Work order » Copy word for word the lines from the start of the records through the line that contains "with the calculation.**", both included.

· · · · ·
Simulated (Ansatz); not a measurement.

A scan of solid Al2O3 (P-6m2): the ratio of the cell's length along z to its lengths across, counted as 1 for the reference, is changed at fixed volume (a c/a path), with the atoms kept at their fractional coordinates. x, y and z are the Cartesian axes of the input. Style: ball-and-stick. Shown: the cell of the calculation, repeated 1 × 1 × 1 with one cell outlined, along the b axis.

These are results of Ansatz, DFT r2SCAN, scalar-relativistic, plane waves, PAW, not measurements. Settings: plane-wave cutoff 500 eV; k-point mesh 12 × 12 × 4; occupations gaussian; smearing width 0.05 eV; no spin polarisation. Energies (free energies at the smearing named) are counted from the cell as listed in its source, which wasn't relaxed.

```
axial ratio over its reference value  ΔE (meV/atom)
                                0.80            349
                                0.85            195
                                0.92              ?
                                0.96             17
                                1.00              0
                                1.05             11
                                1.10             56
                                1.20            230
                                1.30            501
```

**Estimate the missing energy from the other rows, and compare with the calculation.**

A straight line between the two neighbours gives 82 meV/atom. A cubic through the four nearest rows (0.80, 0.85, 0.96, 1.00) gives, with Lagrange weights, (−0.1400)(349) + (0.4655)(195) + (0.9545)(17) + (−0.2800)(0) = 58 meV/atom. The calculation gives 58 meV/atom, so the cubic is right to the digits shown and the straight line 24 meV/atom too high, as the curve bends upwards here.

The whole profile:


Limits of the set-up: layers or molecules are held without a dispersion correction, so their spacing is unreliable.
· · · · ·

Answer section »
Simulated (Ansatz); not a measurement.

A scan of solid Al2O3 (P-6m2): the ratio of the cell's length along z to its lengths across, counted as 1 for the reference, is changed at fixed volume (a c/a path), with the atoms kept at their fractional coordinates. x, y and z are the Cartesian axes of the input. Style: ball-and-stick. Shown: the cell of the calculation, repeated 1 × 1 × 1 with one cell outlined, along the b axis.

These are results of Ansatz, DFT r2SCAN, scalar-relativistic, plane waves, PAW, not measurements. Settings: plane-wave cutoff 500 eV; k-point mesh 12 × 12 × 4; occupations gaussian; smearing width 0.05 eV; no spin polarisation. Energies (free energies at the smearing named) are counted from the cell as listed in its source, which wasn't relaxed.

```
axial ratio over its reference value  ΔE (meV/atom)
                                0.80            349
                                0.85            195
                                0.92              ?
                                0.96             17
                                1.00              0
                                1.05             11
                                1.10             56
                                1.20            230
                                1.30            501
```

**Estimate the missing energy from the other rows, and compare with the calculation.**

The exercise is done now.